> Data:
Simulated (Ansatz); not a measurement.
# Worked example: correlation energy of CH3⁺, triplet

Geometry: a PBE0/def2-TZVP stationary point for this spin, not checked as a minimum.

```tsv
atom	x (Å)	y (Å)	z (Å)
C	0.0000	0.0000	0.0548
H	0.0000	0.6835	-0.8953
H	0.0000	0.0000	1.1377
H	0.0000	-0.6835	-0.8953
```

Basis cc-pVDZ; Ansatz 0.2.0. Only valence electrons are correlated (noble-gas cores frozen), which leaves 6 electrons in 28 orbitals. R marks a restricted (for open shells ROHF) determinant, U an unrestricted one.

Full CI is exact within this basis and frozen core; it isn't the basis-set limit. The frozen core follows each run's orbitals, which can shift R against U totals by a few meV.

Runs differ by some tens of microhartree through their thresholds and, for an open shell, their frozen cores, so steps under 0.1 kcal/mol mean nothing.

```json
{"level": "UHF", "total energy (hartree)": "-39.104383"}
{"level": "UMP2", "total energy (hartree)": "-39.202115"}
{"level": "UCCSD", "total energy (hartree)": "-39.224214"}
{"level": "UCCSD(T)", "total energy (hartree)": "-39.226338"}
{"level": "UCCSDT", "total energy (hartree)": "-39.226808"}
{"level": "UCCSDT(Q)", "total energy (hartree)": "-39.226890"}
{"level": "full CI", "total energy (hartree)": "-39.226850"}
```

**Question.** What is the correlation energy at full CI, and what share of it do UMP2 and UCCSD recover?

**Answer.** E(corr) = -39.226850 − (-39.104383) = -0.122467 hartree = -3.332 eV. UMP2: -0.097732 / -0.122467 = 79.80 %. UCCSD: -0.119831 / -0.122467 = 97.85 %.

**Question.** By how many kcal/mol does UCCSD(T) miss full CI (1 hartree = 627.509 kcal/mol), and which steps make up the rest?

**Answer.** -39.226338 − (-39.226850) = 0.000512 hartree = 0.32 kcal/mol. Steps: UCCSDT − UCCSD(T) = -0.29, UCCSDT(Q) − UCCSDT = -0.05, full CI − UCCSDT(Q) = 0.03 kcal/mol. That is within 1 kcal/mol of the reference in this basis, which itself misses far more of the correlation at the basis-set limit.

> Work request: Print exactly the lines above, between the one holding "# Worked example: correlation" and the one holding "and UCCSD recover?", inclusive, and nothing besides.

> Solution:
# Worked example: correlation energy of CH3⁺, triplet

Geometry: a PBE0/def2-TZVP stationary point for this spin, not checked as a minimum.

```tsv
atom	x (Å)	y (Å)	z (Å)
C	0.0000	0.0000	0.0548
H	0.0000	0.6835	-0.8953
H	0.0000	0.0000	1.1377
H	0.0000	-0.6835	-0.8953
```

Basis cc-pVDZ; Ansatz 0.2.0. Only valence electrons are correlated (noble-gas cores frozen), which leaves 6 electrons in 28 orbitals. R marks a restricted (for open shells ROHF) determinant, U an unrestricted one.

Full CI is exact within this basis and frozen core; it isn't the basis-set limit. The frozen core follows each run's orbitals, which can shift R against U totals by a few meV.

Runs differ by some tens of microhartree through their thresholds and, for an open shell, their frozen cores, so steps under 0.1 kcal/mol mean nothing.

```json
{"level": "UHF", "total energy (hartree)": "-39.104383"}
{"level": "UMP2", "total energy (hartree)": "-39.202115"}
{"level": "UCCSD", "total energy (hartree)": "-39.224214"}
{"level": "UCCSD(T)", "total energy (hartree)": "-39.226338"}
{"level": "UCCSDT", "total energy (hartree)": "-39.226808"}
{"level": "UCCSDT(Q)", "total energy (hartree)": "-39.226890"}
{"level": "full CI", "total energy (hartree)": "-39.226850"}
```

**Question.** What is the correlation energy at full CI, and what share of it do UMP2 and UCCSD recover?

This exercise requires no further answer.